◆ Recorded data
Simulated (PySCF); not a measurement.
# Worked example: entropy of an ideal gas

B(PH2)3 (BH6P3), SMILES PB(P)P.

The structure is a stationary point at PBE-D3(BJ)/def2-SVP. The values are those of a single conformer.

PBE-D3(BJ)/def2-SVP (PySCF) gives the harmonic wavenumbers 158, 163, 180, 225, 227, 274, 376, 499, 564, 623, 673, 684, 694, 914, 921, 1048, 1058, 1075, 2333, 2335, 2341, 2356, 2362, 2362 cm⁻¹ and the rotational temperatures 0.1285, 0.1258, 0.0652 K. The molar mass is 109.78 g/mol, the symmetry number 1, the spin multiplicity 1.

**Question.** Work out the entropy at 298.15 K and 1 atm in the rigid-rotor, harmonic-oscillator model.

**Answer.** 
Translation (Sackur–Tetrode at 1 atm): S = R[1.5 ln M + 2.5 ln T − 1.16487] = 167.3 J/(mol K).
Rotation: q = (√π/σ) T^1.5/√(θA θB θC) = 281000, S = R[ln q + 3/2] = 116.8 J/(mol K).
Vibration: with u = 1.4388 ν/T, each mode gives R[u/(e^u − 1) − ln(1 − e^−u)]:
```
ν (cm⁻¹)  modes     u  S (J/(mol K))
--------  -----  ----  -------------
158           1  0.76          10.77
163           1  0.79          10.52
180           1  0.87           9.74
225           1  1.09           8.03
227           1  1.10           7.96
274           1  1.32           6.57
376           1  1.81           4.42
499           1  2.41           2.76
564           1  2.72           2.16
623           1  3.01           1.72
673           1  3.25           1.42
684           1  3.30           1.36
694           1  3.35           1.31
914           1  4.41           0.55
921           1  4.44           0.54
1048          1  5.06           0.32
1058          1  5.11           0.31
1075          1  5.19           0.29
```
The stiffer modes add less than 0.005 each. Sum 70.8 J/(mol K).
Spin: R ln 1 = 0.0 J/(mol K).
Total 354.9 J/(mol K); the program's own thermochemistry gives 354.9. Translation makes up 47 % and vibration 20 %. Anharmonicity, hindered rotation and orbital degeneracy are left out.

◆ Exercise
The stretch of entries above that starts with the line containing "Vibration: with u" and goes on through the line containing "Spin: R ln 1 = 0.0 J/(mol K)." is to be transcribed exactly, and no other line is to be transcribed.

◆ Your response
Vibration: with u = 1.4388 ν/T, each mode gives R[u/(e^u − 1) − ln(1 − e^−u)]:
```
ν (cm⁻¹)  modes     u  S (J/(mol K))
--------  -----  ----  -------------
158           1  0.76          10.77
163           1  0.79          10.52
180           1  0.87           9.74
225           1  1.09           8.03
227           1  1.10           7.96
274           1  1.32           6.57
376           1  1.81           4.42
499           1  2.41           2.76
564           1  2.72           2.16
623           1  3.01           1.72
673           1  3.25           1.42
684           1  3.30           1.36
694           1  3.35           1.31
914           1  4.41           0.55
921           1  4.44           0.54
1048          1  5.06           0.32
1058          1  5.11           0.31
1075          1  5.19           0.29
```
The stiffer modes add less than 0.005 each. Sum 70.8 J/(mol K).
Spin: R ln 1 = 0.0 J/(mol K).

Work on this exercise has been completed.